-- -- --

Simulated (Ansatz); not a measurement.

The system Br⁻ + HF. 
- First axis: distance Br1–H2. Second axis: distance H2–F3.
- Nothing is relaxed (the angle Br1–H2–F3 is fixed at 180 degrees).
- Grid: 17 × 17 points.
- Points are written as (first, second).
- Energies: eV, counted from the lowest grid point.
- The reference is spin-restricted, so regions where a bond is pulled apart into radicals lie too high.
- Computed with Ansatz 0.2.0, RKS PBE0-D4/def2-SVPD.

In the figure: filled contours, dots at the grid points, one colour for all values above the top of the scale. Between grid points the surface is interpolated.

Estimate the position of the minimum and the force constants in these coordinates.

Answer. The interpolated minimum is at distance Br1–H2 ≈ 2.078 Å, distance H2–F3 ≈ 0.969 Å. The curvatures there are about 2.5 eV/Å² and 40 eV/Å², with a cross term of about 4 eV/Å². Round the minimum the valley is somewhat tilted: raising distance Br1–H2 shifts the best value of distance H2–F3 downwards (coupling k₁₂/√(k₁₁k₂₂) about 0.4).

-- -- --

• [Work item] Exact copies of all the records are to be printed.

• [Written solution]
Simulated (Ansatz); not a measurement.

The system Br⁻ + HF. 
- First axis: distance Br1–H2. Second axis: distance H2–F3.
- Nothing is relaxed (the angle Br1–H2–F3 is fixed at 180 degrees).
- Grid: 17 × 17 points.
- Points are written as (first, second).
- Energies: eV, counted from the lowest grid point.
- The reference is spin-restricted, so regions where a bond is pulled apart into radicals lie too high.
- Computed with Ansatz 0.2.0, RKS PBE0-D4/def2-SVPD.

In the figure: filled contours, dots at the grid points, one colour for all values above the top of the scale. Between grid points the surface is interpolated.

Estimate the position of the minimum and the force constants in these coordinates.

Answer. The interpolated minimum is at distance Br1–H2 ≈ 2.078 Å, distance H2–F3 ≈ 0.969 Å. The curvatures there are about 2.5 eV/Å² and 40 eV/Å², with a cross term of about 4 eV/Å². Round the minimum the valley is somewhat tilted: raising distance Br1–H2 shifts the best value of distance H2–F3 downwards (coupling k₁₂/√(k₁₁k₂₂) about 0.4).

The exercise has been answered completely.